EXTRACTED RECORDS -
════
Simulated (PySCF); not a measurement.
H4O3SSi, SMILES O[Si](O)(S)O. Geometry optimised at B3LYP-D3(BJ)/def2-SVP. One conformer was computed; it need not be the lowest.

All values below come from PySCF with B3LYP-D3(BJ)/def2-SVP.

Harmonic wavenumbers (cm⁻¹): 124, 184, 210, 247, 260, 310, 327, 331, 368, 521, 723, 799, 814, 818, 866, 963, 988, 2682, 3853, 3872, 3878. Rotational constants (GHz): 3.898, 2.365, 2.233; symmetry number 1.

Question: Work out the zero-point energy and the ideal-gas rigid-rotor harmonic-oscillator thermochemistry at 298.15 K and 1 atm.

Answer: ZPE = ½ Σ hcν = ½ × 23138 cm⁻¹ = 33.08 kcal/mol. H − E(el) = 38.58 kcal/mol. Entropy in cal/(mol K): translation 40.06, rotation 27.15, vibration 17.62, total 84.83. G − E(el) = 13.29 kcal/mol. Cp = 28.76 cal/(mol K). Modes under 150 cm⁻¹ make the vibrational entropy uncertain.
════

Give back exactly the lines of the listing, starting with the first and ending with the one bearing "Question: Work out". Add no other lines.

ANSWER AREA -
Simulated (PySCF); not a measurement.
H4O3SSi, SMILES O[Si](O)(S)O. Geometry optimised at B3LYP-D3(BJ)/def2-SVP. One conformer was computed; it need not be the lowest.

All values below come from PySCF with B3LYP-D3(BJ)/def2-SVP.

Harmonic wavenumbers (cm⁻¹): 124, 184, 210, 247, 260, 310, 327, 331, 368, 521, 723, 799, 814, 818, 866, 963, 988, 2682, 3853, 3872, 3878. Rotational constants (GHz): 3.898, 2.365, 2.233; symmetry number 1.

Question: Work out the zero-point energy and the ideal-gas rigid-rotor harmonic-oscillator thermochemistry at 298.15 K and 1 atm.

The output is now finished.